------------------------------

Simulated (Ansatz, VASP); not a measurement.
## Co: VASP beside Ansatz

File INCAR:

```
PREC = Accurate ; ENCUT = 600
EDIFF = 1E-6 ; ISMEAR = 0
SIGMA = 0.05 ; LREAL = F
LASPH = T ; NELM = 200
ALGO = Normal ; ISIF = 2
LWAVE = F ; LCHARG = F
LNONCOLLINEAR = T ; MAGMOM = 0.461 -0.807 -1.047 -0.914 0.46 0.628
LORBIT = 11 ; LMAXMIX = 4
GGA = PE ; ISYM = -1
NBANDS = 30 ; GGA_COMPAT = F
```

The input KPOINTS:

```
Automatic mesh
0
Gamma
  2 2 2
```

------------------------------

◆ **WORK REQUEST**:
Restate the entries. Match them exactly.

◆ **EXERCISE ANSWER**:
Simulated (Ansatz, VASP); not a measurement.
## Co: VASP beside Ansatz

File INCAR:

```
PREC = Accurate ; ENCUT = 600
EDIFF = 1E-6 ; ISMEAR = 0
SIGMA = 0.05 ; LREAL = F
LASPH = T ; NELM = 200
ALGO = Normal ; ISIF = 2
LWAVE = F ; LCHARG = F
LNONCOLLINEAR = T ; MAGMOM = 0.461 -0.807 -1.047 -0.914 0.46 0.628
LORBIT = 11 ; LMAXMIX = 4
GGA = PE ; ISYM = -1
NBANDS = 30 ; GGA_COMPAT = F
```

The input KPOINTS:

```
Automatic mesh
0
Gamma
  2 2 2
```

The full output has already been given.